Data for analysis Block Start
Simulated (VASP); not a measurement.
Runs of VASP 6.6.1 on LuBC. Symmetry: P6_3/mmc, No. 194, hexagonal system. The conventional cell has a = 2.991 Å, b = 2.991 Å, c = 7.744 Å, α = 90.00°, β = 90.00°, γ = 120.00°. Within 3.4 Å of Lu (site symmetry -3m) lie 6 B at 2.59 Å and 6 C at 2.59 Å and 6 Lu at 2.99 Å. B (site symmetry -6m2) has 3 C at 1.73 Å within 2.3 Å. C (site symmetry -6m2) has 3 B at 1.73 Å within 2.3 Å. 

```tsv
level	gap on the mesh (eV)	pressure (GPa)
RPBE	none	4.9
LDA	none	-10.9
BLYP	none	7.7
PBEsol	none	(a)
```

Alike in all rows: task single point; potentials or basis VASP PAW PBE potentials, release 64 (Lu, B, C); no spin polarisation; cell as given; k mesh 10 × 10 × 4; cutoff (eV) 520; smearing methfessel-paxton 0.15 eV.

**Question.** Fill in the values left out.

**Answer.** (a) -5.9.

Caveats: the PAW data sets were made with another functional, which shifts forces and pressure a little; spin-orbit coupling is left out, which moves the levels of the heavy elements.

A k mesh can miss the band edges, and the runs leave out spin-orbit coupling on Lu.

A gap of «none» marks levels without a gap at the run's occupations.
Data for analysis Block End

Work request —
Above are the entries. Quote exactly the lines from the one bearing "Runs of VASP" through the one bearing "Caveats: the PAW".

Exercise result —
Runs of VASP 6.6.1 on LuBC. Symmetry: P6_3/mmc, No. 194, hexagonal system. The conventional cell has a = 2.991 Å, b = 2.991 Å, c = 7.744 Å, α = 90.00°, β = 90.00°, γ = 120.00°. Within 3.4 Å of Lu (site symmetry -3m) lie 6 B at 2.59 Å and 6 C at 2.59 Å and 6 Lu at 2.99 Å. B (site symmetry -6m2) has 3 C at 1.73 Å within 2.3 Å. C (site symmetry -6m2) has 3 B at 1.73 Å within 2.3 Å. 

```tsv
level	gap on the mesh (eV)	pressure (GPa)
RPBE	none	4.9
LDA	none	-10.9
BLYP	none	7.7
PBEsol	none	(a)
```

Alike in all rows: task single point; potentials or basis VASP PAW PBE potentials, release 64 (Lu, B, C); no spin polarisation; cell as given; k mesh 10 × 10 × 4; cutoff (eV) 520; smearing methfessel-paxton 0.15 eV.

**Question.** Fill in the values left out.

**Answer.** (a) -5.9.

Caveats: the PAW data sets were made with another functional, which shifts forces and pressure a little; spin-orbit coupling is left out, which moves the levels of the heavy elements.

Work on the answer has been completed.